> Data section
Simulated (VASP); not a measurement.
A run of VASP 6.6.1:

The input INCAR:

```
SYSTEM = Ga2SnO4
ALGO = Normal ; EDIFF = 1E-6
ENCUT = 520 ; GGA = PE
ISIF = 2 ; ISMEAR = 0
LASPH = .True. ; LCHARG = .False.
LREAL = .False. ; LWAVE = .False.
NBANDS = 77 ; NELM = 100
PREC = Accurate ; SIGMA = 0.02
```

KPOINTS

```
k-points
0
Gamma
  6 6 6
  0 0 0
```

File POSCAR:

> Work task
The response must contain every entry, each one identical to the original.

> Solution
Simulated (VASP); not a measurement.
A run of VASP 6.6.1:

The input INCAR:

```
SYSTEM = Ga2SnO4
ALGO = Normal ; EDIFF = 1E-6
ENCUT = 520 ; GGA = PE
ISIF = 2 ; ISMEAR = 0
LASPH = .True. ; LCHARG = .False.
LREAL = .False. ; LWAVE = .False.
NBANDS = 77 ; NELM = 100
PREC = Accurate ; SIGMA = 0.02
```

KPOINTS

```
k-points
0
Gamma
  6 6 6
  0 0 0
```

File POSCAR:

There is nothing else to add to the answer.